▸ **ACTION ITEM**
From the entries below, reproduce exactly the line containing "(– for bonds).**", the line containing "Peak 5, 3.13 Å: Sb···C 3.13 Å", and every line in between, with nothing added.

[[ SUPPLIED RECORDS open ]]

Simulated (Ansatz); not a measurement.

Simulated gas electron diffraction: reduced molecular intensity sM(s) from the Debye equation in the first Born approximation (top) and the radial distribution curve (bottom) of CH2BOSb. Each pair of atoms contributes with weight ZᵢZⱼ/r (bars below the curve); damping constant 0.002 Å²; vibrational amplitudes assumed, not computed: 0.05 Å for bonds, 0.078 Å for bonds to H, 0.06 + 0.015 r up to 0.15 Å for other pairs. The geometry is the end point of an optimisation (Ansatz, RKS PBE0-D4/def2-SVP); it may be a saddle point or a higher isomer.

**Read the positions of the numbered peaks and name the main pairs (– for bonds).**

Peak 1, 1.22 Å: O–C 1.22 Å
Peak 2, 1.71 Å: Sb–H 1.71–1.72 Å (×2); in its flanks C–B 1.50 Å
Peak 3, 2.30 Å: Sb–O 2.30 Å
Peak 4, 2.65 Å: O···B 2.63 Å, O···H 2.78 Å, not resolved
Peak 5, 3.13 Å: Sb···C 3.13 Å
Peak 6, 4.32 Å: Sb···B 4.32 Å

[[ SUPPLIED RECORDS closed ]]

▸ **RESPONSE**
**Read the positions of the numbered peaks and name the main pairs (– for bonds).**

Peak 1, 1.22 Å: O–C 1.22 Å
Peak 2, 1.71 Å: Sb–H 1.71–1.72 Å (×2); in its flanks C–B 1.50 Å
Peak 3, 2.30 Å: Sb–O 2.30 Å
Peak 4, 2.65 Å: O···B 2.63 Å, O···H 2.78 Å, not resolved
Peak 5, 3.13 Å: Sb···C 3.13 Å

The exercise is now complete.